Data for analysis:
▽

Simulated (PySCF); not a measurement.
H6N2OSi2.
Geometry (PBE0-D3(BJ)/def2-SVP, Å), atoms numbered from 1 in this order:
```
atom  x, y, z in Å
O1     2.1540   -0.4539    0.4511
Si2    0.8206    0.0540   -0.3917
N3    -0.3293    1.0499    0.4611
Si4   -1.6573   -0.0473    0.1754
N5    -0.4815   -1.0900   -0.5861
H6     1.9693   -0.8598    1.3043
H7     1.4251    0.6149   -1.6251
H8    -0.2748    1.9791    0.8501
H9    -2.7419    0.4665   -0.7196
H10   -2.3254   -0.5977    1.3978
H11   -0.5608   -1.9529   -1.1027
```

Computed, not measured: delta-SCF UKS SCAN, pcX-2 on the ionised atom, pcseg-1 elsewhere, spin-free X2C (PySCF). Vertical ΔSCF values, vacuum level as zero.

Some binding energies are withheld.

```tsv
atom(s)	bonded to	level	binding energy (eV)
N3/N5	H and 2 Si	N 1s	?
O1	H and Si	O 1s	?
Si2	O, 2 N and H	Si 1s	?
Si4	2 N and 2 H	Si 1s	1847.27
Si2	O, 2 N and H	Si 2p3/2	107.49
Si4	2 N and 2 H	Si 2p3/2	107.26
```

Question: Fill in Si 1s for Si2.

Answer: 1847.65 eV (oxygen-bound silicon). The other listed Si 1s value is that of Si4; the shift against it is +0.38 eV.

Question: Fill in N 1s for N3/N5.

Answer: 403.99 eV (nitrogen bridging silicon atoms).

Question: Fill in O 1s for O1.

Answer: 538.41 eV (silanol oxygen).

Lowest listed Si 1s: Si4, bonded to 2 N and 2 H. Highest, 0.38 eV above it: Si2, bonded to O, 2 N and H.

△

Assigned task:
Exact copy required. Repeat the material above in full.

Expected answer:
Simulated (PySCF); not a measurement.
H6N2OSi2.
Geometry (PBE0-D3(BJ)/def2-SVP, Å), atoms numbered from 1 in this order:
```
atom  x, y, z in Å
O1     2.1540   -0.4539    0.4511
Si2    0.8206    0.0540   -0.3917
N3    -0.3293    1.0499    0.4611
Si4   -1.6573   -0.0473    0.1754
N5    -0.4815   -1.0900   -0.5861
H6     1.9693   -0.8598    1.3043
H7     1.4251    0.6149   -1.6251
H8    -0.2748    1.9791    0.8501
H9    -2.7419    0.4665   -0.7196
H10   -2.3254   -0.5977    1.3978
H11   -0.5608   -1.9529   -1.1027
```

Computed, not measured: delta-SCF UKS SCAN, pcX-2 on the ionised atom, pcseg-1 elsewhere, spin-free X2C (PySCF). Vertical ΔSCF values, vacuum level as zero.

Some binding energies are withheld.

```tsv
atom(s)	bonded to	level	binding energy (eV)
N3/N5	H and 2 Si	N 1s	?
O1	H and Si	O 1s	?
Si2	O, 2 N and H	Si 1s	?
Si4	2 N and 2 H	Si 1s	1847.27
Si2	O, 2 N and H	Si 2p3/2	107.49
Si4	2 N and 2 H	Si 2p3/2	107.26
```

Question: Fill in Si 1s for Si2.

Answer: 1847.65 eV (oxygen-bound silicon). The other listed Si 1s value is that of Si4; the shift against it is +0.38 eV.

Question: Fill in N 1s for N3/N5.

Answer: 403.99 eV (nitrogen bridging silicon atoms).

Question: Fill in O 1s for O1.

Answer: 538.41 eV (silanol oxygen).

Lowest listed Si 1s: Si4, bonded to 2 N and 2 H. Highest, 0.38 eV above it: Si2, bonded to O, 2 N and H.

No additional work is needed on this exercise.